Work order =
The expected output is every entry, copied exactly.

Material supplied =
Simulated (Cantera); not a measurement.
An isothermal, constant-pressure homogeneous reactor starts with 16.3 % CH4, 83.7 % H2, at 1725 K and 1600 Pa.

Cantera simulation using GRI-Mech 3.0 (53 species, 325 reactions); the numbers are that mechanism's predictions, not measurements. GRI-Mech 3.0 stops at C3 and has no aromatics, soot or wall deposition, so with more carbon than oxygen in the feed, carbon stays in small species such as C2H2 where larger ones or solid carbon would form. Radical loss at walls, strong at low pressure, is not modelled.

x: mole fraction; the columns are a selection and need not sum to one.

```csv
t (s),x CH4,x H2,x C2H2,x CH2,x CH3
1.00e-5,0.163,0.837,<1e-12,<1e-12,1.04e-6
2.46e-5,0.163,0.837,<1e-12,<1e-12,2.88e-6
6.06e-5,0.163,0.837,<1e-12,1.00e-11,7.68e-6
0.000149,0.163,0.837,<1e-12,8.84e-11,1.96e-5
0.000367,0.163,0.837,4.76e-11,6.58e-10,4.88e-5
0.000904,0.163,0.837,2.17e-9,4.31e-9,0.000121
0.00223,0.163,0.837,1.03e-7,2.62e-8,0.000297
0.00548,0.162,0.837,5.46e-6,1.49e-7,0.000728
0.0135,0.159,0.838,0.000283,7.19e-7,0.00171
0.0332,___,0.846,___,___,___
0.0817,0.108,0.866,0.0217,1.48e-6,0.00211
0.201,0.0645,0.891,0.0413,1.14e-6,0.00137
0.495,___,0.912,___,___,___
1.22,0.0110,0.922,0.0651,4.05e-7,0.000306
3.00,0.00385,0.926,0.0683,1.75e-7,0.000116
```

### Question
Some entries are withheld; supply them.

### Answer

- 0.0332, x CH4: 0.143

Task output =
Simulated (Cantera); not a measurement.
An isothermal, constant-pressure homogeneous reactor starts with 16.3 % CH4, 83.7 % H2, at 1725 K and 1600 Pa.

Cantera simulation using GRI-Mech 3.0 (53 species, 325 reactions); the numbers are that mechanism's predictions, not measurements. GRI-Mech 3.0 stops at C3 and has no aromatics, soot or wall deposition, so with more carbon than oxygen in the feed, carbon stays in small species such as C2H2 where larger ones or solid carbon would form. Radical loss at walls, strong at low pressure, is not modelled.

x: mole fraction; the columns are a selection and need not sum to one.

```csv
t (s),x CH4,x H2,x C2H2,x CH2,x CH3
1.00e-5,0.163,0.837,<1e-12,<1e-12,1.04e-6
2.46e-5,0.163,0.837,<1e-12,<1e-12,2.88e-6
6.06e-5,0.163,0.837,<1e-12,1.00e-11,7.68e-6
0.000149,0.163,0.837,<1e-12,8.84e-11,1.96e-5
0.000367,0.163,0.837,4.76e-11,6.58e-10,4.88e-5
0.000904,0.163,0.837,2.17e-9,4.31e-9,0.000121
0.00223,0.163,0.837,1.03e-7,2.62e-8,0.000297
0.00548,0.162,0.837,5.46e-6,1.49e-7,0.000728
0.0135,0.159,0.838,0.000283,7.19e-7,0.00171
0.0332,___,0.846,___,___,___
0.0817,0.108,0.866,0.0217,1.48e-6,0.00211
0.201,0.0645,0.891,0.0413,1.14e-6,0.00137
0.495,___,0.912,___,___,___
1.22,0.0110,0.922,0.0651,4.05e-7,0.000306
3.00,0.00385,0.926,0.0683,1.75e-7,0.000116
```

### Question
Some entries are withheld; supply them.

### Answer

- 0.0332, x CH4: 0.143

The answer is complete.